··· Excerpted data ···

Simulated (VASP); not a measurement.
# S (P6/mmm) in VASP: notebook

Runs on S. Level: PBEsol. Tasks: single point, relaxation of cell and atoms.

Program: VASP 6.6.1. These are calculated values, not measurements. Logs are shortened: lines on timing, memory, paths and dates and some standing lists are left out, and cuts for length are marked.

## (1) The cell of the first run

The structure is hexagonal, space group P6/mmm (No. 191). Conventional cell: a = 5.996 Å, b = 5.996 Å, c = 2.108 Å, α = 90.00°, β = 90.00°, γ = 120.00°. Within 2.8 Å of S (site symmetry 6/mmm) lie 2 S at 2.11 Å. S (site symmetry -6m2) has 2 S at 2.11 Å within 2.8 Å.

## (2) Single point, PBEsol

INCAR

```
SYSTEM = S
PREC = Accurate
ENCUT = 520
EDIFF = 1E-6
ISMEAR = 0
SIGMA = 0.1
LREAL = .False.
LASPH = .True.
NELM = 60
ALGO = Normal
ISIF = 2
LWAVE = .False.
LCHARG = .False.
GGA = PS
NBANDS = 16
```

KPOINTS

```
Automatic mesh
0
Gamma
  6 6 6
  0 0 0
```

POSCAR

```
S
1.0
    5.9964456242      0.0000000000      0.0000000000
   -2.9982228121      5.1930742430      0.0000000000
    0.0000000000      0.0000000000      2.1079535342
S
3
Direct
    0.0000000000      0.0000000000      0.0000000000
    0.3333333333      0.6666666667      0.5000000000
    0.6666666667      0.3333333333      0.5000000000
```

···

> [Requirement]:
Each line from the first line of the entries up to and including the line containing "Runs on S. Level: PBEsol." should be transcribed exactly, with all other lines left out.

> [Written solution]:
Simulated (VASP); not a measurement.
# S (P6/mmm) in VASP: notebook

Runs on S. Level: PBEsol. Tasks: single point, relaxation of cell and atoms.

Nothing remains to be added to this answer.